[SOURCE DATA — start]

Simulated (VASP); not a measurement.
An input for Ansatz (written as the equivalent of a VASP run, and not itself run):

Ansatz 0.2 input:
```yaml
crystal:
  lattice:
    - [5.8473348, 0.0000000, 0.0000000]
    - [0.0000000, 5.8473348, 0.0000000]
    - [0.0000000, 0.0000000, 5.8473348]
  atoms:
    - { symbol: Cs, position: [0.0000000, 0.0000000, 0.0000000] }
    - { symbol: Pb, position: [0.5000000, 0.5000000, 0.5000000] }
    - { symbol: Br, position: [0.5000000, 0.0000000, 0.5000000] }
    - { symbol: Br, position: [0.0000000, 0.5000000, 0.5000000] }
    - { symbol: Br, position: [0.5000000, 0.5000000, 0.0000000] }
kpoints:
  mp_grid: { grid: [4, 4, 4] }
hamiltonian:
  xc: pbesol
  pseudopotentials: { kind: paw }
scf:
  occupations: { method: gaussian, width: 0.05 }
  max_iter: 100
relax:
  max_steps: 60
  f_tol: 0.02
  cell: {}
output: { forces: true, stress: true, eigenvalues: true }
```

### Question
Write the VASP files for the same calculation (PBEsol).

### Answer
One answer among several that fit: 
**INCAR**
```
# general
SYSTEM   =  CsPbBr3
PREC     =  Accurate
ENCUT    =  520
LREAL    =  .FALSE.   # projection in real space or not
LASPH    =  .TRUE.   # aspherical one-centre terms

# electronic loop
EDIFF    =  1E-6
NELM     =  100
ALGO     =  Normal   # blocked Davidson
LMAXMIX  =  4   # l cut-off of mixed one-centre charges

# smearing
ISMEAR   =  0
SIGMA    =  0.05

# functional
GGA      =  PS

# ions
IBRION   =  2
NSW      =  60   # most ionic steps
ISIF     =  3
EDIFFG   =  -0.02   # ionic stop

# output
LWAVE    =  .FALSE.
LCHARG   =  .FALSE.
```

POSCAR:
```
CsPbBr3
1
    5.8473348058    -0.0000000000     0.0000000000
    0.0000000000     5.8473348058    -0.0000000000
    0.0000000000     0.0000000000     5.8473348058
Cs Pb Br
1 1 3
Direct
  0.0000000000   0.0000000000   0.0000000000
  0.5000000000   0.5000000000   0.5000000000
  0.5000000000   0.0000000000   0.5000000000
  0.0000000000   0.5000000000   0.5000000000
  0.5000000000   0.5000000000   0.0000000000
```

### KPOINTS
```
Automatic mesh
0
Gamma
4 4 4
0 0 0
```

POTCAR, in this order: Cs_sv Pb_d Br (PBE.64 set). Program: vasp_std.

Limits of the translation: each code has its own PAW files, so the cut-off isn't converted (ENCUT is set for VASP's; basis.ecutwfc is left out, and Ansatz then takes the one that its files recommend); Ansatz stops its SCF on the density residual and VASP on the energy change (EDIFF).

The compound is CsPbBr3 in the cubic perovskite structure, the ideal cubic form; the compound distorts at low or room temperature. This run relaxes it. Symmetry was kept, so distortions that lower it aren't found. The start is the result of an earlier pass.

[SOURCE DATA — finish]

» **ASSIGNMENT**
Among the entries above, the line containing "### KPOINTS", the line containing "Limits of the", and all lines between them are to be restated word for word; nothing else belongs in the reply.

» **PROBLEM SOLUTION**
### KPOINTS
```
Automatic mesh
0
Gamma
4 4 4
0 0 0
```

POTCAR, in this order: Cs_sv Pb_d Br (PBE.64 set). Program: vasp_std.

Limits of the translation: each code has its own PAW files, so the cut-off isn't converted (ENCUT is set for VASP's; basis.ecutwfc is left out, and Ansatz then takes the one that its files recommend); Ansatz stops its SCF on the density residual and VASP on the energy change (EDIFF).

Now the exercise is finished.